**Activity:** Please write the data out once more, exactly as it is given.

**Data:**
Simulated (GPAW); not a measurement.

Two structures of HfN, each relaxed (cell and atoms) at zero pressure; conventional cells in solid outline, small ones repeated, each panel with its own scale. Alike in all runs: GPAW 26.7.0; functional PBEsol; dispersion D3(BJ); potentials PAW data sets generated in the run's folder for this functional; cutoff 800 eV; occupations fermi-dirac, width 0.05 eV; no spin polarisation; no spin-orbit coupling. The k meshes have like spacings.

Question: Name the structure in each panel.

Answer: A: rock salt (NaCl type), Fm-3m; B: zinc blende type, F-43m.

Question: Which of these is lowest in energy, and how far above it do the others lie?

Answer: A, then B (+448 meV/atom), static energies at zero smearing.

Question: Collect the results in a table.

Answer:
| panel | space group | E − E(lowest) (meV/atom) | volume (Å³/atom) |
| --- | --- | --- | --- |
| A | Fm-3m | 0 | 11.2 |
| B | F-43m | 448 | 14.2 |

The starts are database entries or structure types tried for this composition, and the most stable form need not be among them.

**Problem solution:**
Simulated (GPAW); not a measurement.

Two structures of HfN, each relaxed (cell and atoms) at zero pressure; conventional cells in solid outline, small ones repeated, each panel with its own scale. Alike in all runs: GPAW 26.7.0; functional PBEsol; dispersion D3(BJ); potentials PAW data sets generated in the run's folder for this functional; cutoff 800 eV; occupations fermi-dirac, width 0.05 eV; no spin polarisation; no spin-orbit coupling. The k meshes have like spacings.

Question: Name the structure in each panel.

Answer: A: rock salt (NaCl type), Fm-3m; B: zinc blende type, F-43m.

Question: Which of these is lowest in energy, and how far above it do the others lie?

Answer: A, then B (+448 meV/atom), static energies at zero smearing.

Question: Collect the results in a table.

Answer:
| panel | space group | E − E(lowest) (meV/atom) | volume (Å³/atom) |
| --- | --- | --- | --- |
| A | Fm-3m | 0 | 11.2 |
| B | F-43m | 448 | 14.2 |

The starts are database entries or structure types tried for this composition, and the most stable form need not be among them.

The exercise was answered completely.